------ Data for analysis

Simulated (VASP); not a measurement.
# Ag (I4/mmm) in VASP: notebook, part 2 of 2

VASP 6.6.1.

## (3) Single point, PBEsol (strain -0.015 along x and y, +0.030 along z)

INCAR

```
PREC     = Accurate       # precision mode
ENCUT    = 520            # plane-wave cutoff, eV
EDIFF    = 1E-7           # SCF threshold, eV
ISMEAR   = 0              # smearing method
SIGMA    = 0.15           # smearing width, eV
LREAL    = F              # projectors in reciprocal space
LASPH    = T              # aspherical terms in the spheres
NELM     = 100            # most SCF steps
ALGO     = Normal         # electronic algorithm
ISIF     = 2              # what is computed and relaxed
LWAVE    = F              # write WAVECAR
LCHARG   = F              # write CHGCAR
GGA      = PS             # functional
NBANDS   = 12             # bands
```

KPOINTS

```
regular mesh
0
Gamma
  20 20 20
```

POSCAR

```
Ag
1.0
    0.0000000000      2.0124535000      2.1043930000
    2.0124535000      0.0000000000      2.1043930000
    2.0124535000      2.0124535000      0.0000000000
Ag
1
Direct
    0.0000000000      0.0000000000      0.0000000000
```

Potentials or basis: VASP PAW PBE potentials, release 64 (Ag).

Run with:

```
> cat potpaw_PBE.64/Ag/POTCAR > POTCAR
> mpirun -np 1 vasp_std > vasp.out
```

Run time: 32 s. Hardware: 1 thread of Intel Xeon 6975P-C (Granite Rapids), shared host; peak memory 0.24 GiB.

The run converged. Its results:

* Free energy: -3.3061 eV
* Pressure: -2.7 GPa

------------

Restate each record exactly as written.

Exercise solution:
Simulated (VASP); not a measurement.
# Ag (I4/mmm) in VASP: notebook, part 2 of 2

VASP 6.6.1.

## (3) Single point, PBEsol (strain -0.015 along x and y, +0.030 along z)

INCAR

```
PREC     = Accurate       # precision mode
ENCUT    = 520            # plane-wave cutoff, eV
EDIFF    = 1E-7           # SCF threshold, eV
ISMEAR   = 0              # smearing method
SIGMA    = 0.15           # smearing width, eV
LREAL    = F              # projectors in reciprocal space
LASPH    = T              # aspherical terms in the spheres
NELM     = 100            # most SCF steps
ALGO     = Normal         # electronic algorithm
ISIF     = 2              # what is computed and relaxed
LWAVE    = F              # write WAVECAR
LCHARG   = F              # write CHGCAR
GGA      = PS             # functional
NBANDS   = 12             # bands
```

KPOINTS

```
regular mesh
0
Gamma
  20 20 20
```

POSCAR

```
Ag
1.0
    0.0000000000      2.0124535000      2.1043930000
    2.0124535000      0.0000000000      2.1043930000
    2.0124535000      2.0124535000      0.0000000000
Ag
1
Direct
    0.0000000000      0.0000000000      0.0000000000
```

Potentials or basis: VASP PAW PBE potentials, release 64 (Ag).

Run with:

```
> cat potpaw_PBE.64/Ag/POTCAR > POTCAR
> mpirun -np 1 vasp_std > vasp.out
```

Run time: 32 s. Hardware: 1 thread of Intel Xeon 6975P-C (Granite Rapids), shared host; peak memory 0.24 GiB.

The run converged. Its results:

* Free energy: -3.3061 eV
* Pressure: -2.7 GPa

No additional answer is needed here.